• [REQUIRED ACTION] Restate the data that follows exactly as it stands, beginning with the first line and ending with the line that contains "All numbers below".

((
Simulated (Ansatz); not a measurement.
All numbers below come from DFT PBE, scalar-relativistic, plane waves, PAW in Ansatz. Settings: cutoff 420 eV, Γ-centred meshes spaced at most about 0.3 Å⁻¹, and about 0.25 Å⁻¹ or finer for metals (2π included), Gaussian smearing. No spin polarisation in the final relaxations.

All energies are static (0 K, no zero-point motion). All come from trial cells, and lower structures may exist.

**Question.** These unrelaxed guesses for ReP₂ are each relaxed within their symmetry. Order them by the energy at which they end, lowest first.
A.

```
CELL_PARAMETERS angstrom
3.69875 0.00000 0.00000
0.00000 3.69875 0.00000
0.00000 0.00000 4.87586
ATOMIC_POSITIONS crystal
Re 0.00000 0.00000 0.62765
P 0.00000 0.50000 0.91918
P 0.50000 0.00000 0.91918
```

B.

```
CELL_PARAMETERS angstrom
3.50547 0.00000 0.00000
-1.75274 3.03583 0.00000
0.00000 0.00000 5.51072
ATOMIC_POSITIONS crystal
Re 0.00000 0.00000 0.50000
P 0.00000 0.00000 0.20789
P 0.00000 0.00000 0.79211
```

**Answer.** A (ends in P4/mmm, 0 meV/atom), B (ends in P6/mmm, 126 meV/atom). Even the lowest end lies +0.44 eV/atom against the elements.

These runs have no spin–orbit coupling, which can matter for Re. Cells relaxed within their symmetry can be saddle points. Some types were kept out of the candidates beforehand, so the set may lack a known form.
))

• [YOUR SOLUTION]
Simulated (Ansatz); not a measurement.
All numbers below come from DFT PBE, scalar-relativistic, plane waves, PAW in Ansatz. Settings: cutoff 420 eV, Γ-centred meshes spaced at most about 0.3 Å⁻¹, and about 0.25 Å⁻¹ or finer for metals (2π included), Gaussian smearing. No spin polarisation in the final relaxations.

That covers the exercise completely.